▶ [Assigned task]
Exactly the lines from the start of the data through the line containing "The cell isn't" should be output, with both ends kept and nothing added.

[[ Dataset entries open ]]
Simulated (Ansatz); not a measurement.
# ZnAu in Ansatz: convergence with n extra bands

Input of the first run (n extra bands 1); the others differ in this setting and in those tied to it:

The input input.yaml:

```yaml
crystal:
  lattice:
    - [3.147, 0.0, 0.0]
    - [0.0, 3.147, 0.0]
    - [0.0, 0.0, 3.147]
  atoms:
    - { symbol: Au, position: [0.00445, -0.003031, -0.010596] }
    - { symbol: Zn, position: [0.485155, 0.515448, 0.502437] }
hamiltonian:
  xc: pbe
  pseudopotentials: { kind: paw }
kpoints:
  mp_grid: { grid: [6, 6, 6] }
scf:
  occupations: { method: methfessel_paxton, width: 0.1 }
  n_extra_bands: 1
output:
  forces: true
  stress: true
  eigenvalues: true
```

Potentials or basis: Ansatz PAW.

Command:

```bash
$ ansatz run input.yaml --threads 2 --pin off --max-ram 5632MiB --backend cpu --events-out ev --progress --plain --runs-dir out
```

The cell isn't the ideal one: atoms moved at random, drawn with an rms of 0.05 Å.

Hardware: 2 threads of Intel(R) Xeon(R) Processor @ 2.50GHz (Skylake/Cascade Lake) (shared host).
[[ Dataset entries closed ]]

▶ [Expected answer]
Simulated (Ansatz); not a measurement.
# ZnAu in Ansatz: convergence with n extra bands

Input of the first run (n extra bands 1); the others differ in this setting and in those tied to it:

The input input.yaml:

```yaml
crystal:
  lattice:
    - [3.147, 0.0, 0.0]
    - [0.0, 3.147, 0.0]
    - [0.0, 0.0, 3.147]
  atoms:
    - { symbol: Au, position: [0.00445, -0.003031, -0.010596] }
    - { symbol: Zn, position: [0.485155, 0.515448, 0.502437] }
hamiltonian:
  xc: pbe
  pseudopotentials: { kind: paw }
kpoints:
  mp_grid: { grid: [6, 6, 6] }
scf:
  occupations: { method: methfessel_paxton, width: 0.1 }
  n_extra_bands: 1
output:
  forces: true
  stress: true
  eigenvalues: true
```

Potentials or basis: Ansatz PAW.

Command:

```bash
$ ansatz run input.yaml --threads 2 --pin off --max-ram 5632MiB --backend cpu --events-out ev --progress --plain --runs-dir out
```

The cell isn't the ideal one: atoms moved at random, drawn with an rms of 0.05 Å.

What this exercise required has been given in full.